# # # # # # #
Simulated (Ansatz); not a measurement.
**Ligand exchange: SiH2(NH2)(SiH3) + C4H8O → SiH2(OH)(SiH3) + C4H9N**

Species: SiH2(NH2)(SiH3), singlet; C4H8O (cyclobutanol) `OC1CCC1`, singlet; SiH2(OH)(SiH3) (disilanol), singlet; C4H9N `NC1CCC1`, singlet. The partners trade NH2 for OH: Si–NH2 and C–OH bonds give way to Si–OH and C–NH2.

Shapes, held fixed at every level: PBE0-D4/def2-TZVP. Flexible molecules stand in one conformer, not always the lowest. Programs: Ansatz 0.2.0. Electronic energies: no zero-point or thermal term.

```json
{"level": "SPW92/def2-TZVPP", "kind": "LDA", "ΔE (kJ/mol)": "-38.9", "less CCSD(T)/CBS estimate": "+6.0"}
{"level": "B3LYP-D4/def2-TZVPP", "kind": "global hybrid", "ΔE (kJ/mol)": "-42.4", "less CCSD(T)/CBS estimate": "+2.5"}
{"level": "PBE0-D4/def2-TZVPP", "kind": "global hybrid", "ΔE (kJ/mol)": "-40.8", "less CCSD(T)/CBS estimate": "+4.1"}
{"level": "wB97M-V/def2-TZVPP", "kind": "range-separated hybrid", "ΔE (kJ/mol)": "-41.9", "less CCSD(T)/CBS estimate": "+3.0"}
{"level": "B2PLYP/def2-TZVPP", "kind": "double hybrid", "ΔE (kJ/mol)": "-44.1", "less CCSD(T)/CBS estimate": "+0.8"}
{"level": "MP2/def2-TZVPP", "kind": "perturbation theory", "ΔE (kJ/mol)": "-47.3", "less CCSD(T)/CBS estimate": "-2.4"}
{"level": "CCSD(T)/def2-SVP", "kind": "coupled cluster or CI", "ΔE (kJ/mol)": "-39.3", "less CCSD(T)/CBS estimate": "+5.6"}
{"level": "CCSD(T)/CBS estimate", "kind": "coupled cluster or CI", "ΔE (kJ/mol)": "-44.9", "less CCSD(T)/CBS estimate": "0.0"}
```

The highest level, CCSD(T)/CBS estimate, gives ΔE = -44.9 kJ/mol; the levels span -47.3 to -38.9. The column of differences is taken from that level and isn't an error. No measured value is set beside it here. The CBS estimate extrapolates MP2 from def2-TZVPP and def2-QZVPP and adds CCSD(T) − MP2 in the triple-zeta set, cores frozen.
# # # # # # #

> [Task item] Quote the records from their first line to the line with "SiH2(OH)(SiH3) + C4H9N**", inclusive, without adding or dropping anything.

> [Result]
Simulated (Ansatz); not a measurement.
**Ligand exchange: SiH2(NH2)(SiH3) + C4H8O → SiH2(OH)(SiH3) + C4H9N**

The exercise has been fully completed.